**Recorded information**
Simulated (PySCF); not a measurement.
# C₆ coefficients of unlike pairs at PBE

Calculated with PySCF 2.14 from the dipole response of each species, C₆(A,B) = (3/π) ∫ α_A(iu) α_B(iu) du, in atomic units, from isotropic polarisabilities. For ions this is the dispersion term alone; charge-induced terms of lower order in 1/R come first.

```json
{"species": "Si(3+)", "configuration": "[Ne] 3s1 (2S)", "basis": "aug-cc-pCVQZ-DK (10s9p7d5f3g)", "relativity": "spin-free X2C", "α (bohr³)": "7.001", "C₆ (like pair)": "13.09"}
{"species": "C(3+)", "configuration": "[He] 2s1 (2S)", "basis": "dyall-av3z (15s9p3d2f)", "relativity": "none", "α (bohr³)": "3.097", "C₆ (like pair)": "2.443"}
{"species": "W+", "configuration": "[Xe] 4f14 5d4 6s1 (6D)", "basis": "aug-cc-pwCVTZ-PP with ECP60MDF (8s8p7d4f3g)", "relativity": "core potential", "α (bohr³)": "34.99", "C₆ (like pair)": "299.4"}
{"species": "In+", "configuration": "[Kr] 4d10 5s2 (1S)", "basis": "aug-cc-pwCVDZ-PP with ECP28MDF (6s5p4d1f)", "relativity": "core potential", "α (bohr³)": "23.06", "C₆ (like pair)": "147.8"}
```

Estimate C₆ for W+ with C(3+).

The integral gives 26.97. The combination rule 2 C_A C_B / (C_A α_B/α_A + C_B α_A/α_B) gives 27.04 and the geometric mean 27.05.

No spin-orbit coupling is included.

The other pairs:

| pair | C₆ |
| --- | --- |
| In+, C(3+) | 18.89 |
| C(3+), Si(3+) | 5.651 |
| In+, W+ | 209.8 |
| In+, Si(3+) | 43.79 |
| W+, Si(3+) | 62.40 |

**Assignment**
Your job is to print exactly the lines that run from the top of the entries through the line with "Si(3+) | 43.79 |", and no others.

**Worked solution**
Simulated (PySCF); not a measurement.
# C₆ coefficients of unlike pairs at PBE

Calculated with PySCF 2.14 from the dipole response of each species, C₆(A,B) = (3/π) ∫ α_A(iu) α_B(iu) du, in atomic units, from isotropic polarisabilities. For ions this is the dispersion term alone; charge-induced terms of lower order in 1/R come first.

```json
{"species": "Si(3+)", "configuration": "[Ne] 3s1 (2S)", "basis": "aug-cc-pCVQZ-DK (10s9p7d5f3g)", "relativity": "spin-free X2C", "α (bohr³)": "7.001", "C₆ (like pair)": "13.09"}
{"species": "C(3+)", "configuration": "[He] 2s1 (2S)", "basis": "dyall-av3z (15s9p3d2f)", "relativity": "none", "α (bohr³)": "3.097", "C₆ (like pair)": "2.443"}
{"species": "W+", "configuration": "[Xe] 4f14 5d4 6s1 (6D)", "basis": "aug-cc-pwCVTZ-PP with ECP60MDF (8s8p7d4f3g)", "relativity": "core potential", "α (bohr³)": "34.99", "C₆ (like pair)": "299.4"}
{"species": "In+", "configuration": "[Kr] 4d10 5s2 (1S)", "basis": "aug-cc-pwCVDZ-PP with ECP28MDF (6s5p4d1f)", "relativity": "core potential", "α (bohr³)": "23.06", "C₆ (like pair)": "147.8"}
```

Estimate C₆ for W+ with C(3+).

The integral gives 26.97. The combination rule 2 C_A C_B / (C_A α_B/α_A + C_B α_A/α_B) gives 27.04 and the geometric mean 27.05.

No spin-orbit coupling is included.

The other pairs:

| pair | C₆ |
| --- | --- |
| In+, C(3+) | 18.89 |
| C(3+), Si(3+) | 5.651 |
| In+, W+ | 209.8 |
| In+, Si(3+) | 43.79 |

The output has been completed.